+---+

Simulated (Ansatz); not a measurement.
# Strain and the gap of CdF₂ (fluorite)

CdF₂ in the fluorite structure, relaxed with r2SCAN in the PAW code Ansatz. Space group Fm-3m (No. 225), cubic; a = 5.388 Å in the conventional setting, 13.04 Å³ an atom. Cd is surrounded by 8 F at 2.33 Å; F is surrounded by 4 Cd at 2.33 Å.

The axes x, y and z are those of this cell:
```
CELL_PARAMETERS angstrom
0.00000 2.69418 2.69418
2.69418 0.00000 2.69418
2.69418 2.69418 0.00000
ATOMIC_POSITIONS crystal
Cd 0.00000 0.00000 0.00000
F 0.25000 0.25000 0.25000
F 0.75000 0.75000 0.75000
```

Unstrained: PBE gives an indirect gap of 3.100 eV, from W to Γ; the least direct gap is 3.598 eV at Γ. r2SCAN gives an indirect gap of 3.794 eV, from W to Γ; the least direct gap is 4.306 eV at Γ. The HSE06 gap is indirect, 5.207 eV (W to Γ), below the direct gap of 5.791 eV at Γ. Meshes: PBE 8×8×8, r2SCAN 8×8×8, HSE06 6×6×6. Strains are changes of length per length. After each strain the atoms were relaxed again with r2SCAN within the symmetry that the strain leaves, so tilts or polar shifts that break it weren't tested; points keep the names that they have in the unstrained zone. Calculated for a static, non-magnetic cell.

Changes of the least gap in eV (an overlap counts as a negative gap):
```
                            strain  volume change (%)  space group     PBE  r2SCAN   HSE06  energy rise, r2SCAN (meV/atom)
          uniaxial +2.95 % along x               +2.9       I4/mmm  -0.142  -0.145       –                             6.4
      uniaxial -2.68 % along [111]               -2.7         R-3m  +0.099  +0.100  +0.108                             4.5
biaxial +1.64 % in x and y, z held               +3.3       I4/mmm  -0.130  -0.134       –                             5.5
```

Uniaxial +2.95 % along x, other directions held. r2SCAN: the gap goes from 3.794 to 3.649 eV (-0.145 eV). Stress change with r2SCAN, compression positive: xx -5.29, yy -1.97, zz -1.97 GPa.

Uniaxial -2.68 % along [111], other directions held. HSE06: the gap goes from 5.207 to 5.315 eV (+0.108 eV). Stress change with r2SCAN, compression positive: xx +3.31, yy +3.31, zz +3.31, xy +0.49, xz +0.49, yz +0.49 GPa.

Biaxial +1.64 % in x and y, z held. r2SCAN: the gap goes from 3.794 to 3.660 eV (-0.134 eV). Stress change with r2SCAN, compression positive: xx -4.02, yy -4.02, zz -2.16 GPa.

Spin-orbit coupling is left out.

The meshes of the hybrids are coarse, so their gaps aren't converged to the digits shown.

+---+

◆ **Exercise**:
Retype every line of the listing, word for word, from its opening line to the line that holds "# Strain and the gap of CdF₂ (fluorite)", and include that last line too.

◆ **Answer section**:
Simulated (Ansatz); not a measurement.
# Strain and the gap of CdF₂ (fluorite)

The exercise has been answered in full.